-- Data under study follows --

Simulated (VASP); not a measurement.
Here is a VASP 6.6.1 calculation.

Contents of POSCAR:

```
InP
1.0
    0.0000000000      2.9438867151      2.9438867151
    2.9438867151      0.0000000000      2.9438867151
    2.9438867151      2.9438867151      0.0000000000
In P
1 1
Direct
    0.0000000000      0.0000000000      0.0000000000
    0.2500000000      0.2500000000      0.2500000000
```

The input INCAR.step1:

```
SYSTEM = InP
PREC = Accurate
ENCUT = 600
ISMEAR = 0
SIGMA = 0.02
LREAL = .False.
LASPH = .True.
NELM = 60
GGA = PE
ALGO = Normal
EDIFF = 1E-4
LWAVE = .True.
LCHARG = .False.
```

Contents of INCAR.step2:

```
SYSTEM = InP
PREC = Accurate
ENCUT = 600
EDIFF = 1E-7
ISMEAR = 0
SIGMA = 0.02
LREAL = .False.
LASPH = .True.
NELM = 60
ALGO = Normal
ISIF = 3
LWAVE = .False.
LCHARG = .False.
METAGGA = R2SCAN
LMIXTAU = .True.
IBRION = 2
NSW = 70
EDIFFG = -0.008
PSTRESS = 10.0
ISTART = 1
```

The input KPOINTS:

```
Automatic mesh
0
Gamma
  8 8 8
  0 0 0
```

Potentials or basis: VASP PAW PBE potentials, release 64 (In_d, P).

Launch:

-- Data under study concluded --

### Work request
The first line of the records and every line down to the line with "Potentials or basis: VASP" must be quoted exactly; leave out all else.

### Answer area
Simulated (VASP); not a measurement.
Here is a VASP 6.6.1 calculation.

Contents of POSCAR:

```
InP
1.0
    0.0000000000      2.9438867151      2.9438867151
    2.9438867151      0.0000000000      2.9438867151
    2.9438867151      2.9438867151      0.0000000000
In P
1 1
Direct
    0.0000000000      0.0000000000      0.0000000000
    0.2500000000      0.2500000000      0.2500000000
```

The input INCAR.step1:

```
SYSTEM = InP
PREC = Accurate
ENCUT = 600
ISMEAR = 0
SIGMA = 0.02
LREAL = .False.
LASPH = .True.
NELM = 60
GGA = PE
ALGO = Normal
EDIFF = 1E-4
LWAVE = .True.
LCHARG = .False.
```

Contents of INCAR.step2:

```
SYSTEM = InP
PREC = Accurate
ENCUT = 600
EDIFF = 1E-7
ISMEAR = 0
SIGMA = 0.02
LREAL = .False.
LASPH = .True.
NELM = 60
ALGO = Normal
ISIF = 3
LWAVE = .False.
LCHARG = .False.
METAGGA = R2SCAN
LMIXTAU = .True.
IBRION = 2
NSW = 70
EDIFFG = -0.008
PSTRESS = 10.0
ISTART = 1
```

The input KPOINTS:

```
Automatic mesh
0
Gamma
  8 8 8
  0 0 0
```

Potentials or basis: VASP PAW PBE potentials, release 64 (In_d, P).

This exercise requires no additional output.